Excerpted records Block Start

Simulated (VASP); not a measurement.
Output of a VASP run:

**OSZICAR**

Excerpted records Block End

Task item
Print the material word for word, with nothing left out.

Your response
Simulated (VASP); not a measurement.
Output of a VASP run:

**OSZICAR**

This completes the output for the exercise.